[Start of section]

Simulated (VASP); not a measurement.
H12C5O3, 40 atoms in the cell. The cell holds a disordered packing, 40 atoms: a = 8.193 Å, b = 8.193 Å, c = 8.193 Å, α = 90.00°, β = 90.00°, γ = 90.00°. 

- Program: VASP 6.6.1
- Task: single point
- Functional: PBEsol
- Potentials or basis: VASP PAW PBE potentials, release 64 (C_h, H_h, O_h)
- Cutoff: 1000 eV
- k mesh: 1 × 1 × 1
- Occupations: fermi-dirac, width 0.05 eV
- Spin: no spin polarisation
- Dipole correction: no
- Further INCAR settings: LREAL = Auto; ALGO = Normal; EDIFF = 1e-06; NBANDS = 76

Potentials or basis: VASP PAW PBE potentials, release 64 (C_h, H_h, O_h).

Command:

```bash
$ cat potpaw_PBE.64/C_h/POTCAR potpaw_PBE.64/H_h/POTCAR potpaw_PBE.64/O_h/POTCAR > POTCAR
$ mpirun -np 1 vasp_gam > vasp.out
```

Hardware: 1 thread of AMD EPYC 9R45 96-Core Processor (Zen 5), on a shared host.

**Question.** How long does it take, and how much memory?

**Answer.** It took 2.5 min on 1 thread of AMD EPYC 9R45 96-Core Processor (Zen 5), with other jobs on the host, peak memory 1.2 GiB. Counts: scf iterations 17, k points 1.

[End of section]

> **WORK TASK**:
Using the entries above, give back exactly the line containing "- Task: single point", the line containing "how much memory?", and every line between them, and nothing else.

> **PROBLEM SOLUTION**:
- Task: single point
- Functional: PBEsol
- Potentials or basis: VASP PAW PBE potentials, release 64 (C_h, H_h, O_h)
- Cutoff: 1000 eV
- k mesh: 1 × 1 × 1
- Occupations: fermi-dirac, width 0.05 eV
- Spin: no spin polarisation
- Dipole correction: no
- Further INCAR settings: LREAL = Auto; ALGO = Normal; EDIFF = 1e-06; NBANDS = 76

Potentials or basis: VASP PAW PBE potentials, release 64 (C_h, H_h, O_h).

Command:

```bash
$ cat potpaw_PBE.64/C_h/POTCAR potpaw_PBE.64/H_h/POTCAR potpaw_PBE.64/O_h/POTCAR > POTCAR
$ mpirun -np 1 vasp_gam > vasp.out
```

Hardware: 1 thread of AMD EPYC 9R45 96-Core Processor (Zen 5), on a shared host.

**Question.** How long does it take, and how much memory?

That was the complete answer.